» **ASSIGNED TASK**:
Only part of the listing is needed, namely the lines from its start through the line with "this entry) |", and they should be retyped exactly.

=== STUDY MATERIAL ===
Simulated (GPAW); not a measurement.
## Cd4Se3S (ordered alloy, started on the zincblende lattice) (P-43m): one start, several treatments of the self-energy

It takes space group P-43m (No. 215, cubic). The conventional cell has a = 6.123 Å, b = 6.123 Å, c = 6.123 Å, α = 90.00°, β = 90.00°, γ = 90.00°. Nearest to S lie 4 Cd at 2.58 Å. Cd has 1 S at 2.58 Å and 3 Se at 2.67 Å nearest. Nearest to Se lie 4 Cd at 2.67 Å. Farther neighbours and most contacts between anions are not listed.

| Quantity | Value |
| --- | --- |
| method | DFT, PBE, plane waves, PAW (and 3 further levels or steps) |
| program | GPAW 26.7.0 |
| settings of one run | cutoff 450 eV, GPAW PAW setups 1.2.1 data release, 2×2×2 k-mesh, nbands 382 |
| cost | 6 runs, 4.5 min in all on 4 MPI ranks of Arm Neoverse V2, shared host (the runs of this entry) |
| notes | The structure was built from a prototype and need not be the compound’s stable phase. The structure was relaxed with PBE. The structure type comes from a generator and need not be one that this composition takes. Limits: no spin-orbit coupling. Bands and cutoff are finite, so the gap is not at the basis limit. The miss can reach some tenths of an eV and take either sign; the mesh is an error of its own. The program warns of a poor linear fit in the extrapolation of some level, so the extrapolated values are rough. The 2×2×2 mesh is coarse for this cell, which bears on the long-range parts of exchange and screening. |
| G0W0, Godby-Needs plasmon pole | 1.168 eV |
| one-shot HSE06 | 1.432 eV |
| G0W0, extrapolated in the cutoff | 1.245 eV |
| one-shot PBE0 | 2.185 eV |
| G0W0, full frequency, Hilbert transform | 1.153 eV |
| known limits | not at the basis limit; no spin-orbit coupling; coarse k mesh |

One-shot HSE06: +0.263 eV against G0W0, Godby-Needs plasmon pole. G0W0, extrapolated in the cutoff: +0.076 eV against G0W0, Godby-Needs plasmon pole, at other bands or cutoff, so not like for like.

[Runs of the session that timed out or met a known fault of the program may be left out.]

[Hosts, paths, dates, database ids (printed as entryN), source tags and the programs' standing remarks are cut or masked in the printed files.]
===

» **TASK RESPONSE**:
Simulated (GPAW); not a measurement.
## Cd4Se3S (ordered alloy, started on the zincblende lattice) (P-43m): one start, several treatments of the self-energy

It takes space group P-43m (No. 215, cubic). The conventional cell has a = 6.123 Å, b = 6.123 Å, c = 6.123 Å, α = 90.00°, β = 90.00°, γ = 90.00°. Nearest to S lie 4 Cd at 2.58 Å. Cd has 1 S at 2.58 Å and 3 Se at 2.67 Å nearest. Nearest to Se lie 4 Cd at 2.67 Å. Farther neighbours and most contacts between anions are not listed.

| Quantity | Value |
| --- | --- |
| method | DFT, PBE, plane waves, PAW (and 3 further levels or steps) |
| program | GPAW 26.7.0 |
| settings of one run | cutoff 450 eV, GPAW PAW setups 1.2.1 data release, 2×2×2 k-mesh, nbands 382 |
| cost | 6 runs, 4.5 min in all on 4 MPI ranks of Arm Neoverse V2, shared host (the runs of this entry) |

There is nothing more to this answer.